━━━ SOURCE MATERIAL

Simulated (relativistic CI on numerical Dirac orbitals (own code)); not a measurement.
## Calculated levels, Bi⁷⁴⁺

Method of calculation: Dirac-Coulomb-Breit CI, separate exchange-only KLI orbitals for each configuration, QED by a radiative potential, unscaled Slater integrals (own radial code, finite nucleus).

━━━━━━

* _ASSIGNMENT_
Transcribe, please, every line from the first line of the listing above through the line with "## Calculated levels, Bi⁷⁴⁺". Keep both ends and nothing else.

* _EXERCISE RESULT_
Simulated (relativistic CI on numerical Dirac orbitals (own code)); not a measurement.
## Calculated levels, Bi⁷⁴⁺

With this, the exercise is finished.